Work task | Transcribe the data exactly, stopping after the "Q: How long" line.

Listed entries |
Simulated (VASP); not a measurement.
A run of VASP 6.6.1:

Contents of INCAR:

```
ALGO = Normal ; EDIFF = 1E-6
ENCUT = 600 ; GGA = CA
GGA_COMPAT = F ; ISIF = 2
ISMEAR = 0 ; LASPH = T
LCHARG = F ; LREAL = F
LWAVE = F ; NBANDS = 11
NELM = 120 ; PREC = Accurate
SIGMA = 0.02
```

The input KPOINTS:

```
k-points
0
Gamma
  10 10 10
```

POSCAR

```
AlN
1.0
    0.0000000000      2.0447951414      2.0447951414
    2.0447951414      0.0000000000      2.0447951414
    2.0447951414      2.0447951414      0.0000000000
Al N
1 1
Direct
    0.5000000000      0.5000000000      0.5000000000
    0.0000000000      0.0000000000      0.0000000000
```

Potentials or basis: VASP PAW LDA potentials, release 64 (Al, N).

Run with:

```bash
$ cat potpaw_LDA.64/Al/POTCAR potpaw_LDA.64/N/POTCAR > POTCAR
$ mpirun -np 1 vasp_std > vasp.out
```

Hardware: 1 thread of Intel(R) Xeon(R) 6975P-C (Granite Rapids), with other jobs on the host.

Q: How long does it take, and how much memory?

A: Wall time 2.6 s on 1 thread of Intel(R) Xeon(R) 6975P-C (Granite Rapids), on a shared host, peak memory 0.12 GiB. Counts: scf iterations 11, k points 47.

Result |
Simulated (VASP); not a measurement.
A run of VASP 6.6.1:

Contents of INCAR:

```
ALGO = Normal ; EDIFF = 1E-6
ENCUT = 600 ; GGA = CA
GGA_COMPAT = F ; ISIF = 2
ISMEAR = 0 ; LASPH = T
LCHARG = F ; LREAL = F
LWAVE = F ; NBANDS = 11
NELM = 120 ; PREC = Accurate
SIGMA = 0.02
```

The input KPOINTS:

```
k-points
0
Gamma
  10 10 10
```

POSCAR

```
AlN
1.0
    0.0000000000      2.0447951414      2.0447951414
    2.0447951414      0.0000000000      2.0447951414
    2.0447951414      2.0447951414      0.0000000000
Al N
1 1
Direct
    0.5000000000      0.5000000000      0.5000000000
    0.0000000000      0.0000000000      0.0000000000
```

Potentials or basis: VASP PAW LDA potentials, release 64 (Al, N).

Run with:

```bash
$ cat potpaw_LDA.64/Al/POTCAR potpaw_LDA.64/N/POTCAR > POTCAR
$ mpirun -np 1 vasp_std > vasp.out
```

Hardware: 1 thread of Intel(R) Xeon(R) 6975P-C (Granite Rapids), with other jobs on the host.

Q: How long does it take, and how much memory?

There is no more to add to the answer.